■ Task item
Start with the first line of the records below. Output each line exactly, ending with the one that contains "Computed with Own-DFT".

Segment Start: Data records
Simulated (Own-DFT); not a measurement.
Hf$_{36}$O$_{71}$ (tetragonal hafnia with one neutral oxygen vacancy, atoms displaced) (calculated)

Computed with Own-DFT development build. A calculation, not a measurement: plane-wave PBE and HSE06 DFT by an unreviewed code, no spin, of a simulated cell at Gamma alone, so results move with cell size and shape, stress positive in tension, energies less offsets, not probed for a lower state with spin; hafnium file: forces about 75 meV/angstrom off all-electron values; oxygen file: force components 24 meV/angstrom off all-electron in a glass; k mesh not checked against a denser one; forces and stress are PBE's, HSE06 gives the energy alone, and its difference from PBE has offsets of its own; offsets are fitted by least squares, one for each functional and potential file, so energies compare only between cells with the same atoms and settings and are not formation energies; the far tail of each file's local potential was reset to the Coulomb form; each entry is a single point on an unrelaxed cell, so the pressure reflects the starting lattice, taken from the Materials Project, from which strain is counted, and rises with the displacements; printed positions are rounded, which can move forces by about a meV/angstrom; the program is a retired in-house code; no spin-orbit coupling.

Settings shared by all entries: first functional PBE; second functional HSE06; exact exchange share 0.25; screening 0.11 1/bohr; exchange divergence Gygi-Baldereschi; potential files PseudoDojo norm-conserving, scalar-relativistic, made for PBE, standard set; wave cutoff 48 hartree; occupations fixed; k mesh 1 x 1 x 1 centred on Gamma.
Segment End: Data records

■ Response
Simulated (Own-DFT); not a measurement.
Hf$_{36}$O$_{71}$ (tetragonal hafnia with one neutral oxygen vacancy, atoms displaced) (calculated)

Computed with Own-DFT development build. A calculation, not a measurement: plane-wave PBE and HSE06 DFT by an unreviewed code, no spin, of a simulated cell at Gamma alone, so results move with cell size and shape, stress positive in tension, energies less offsets, not probed for a lower state with spin; hafnium file: forces about 75 meV/angstrom off all-electron values; oxygen file: force components 24 meV/angstrom off all-electron in a glass; k mesh not checked against a denser one; forces and stress are PBE's, HSE06 gives the energy alone, and its difference from PBE has offsets of its own; offsets are fitted by least squares, one for each functional and potential file, so energies compare only between cells with the same atoms and settings and are not formation energies; the far tail of each file's local potential was reset to the Coulomb form; each entry is a single point on an unrelaxed cell, so the pressure reflects the starting lattice, taken from the Materials Project, from which strain is counted, and rises with the displacements; printed positions are rounded, which can move forces by about a meV/angstrom; the program is a retired in-house code; no spin-orbit coupling.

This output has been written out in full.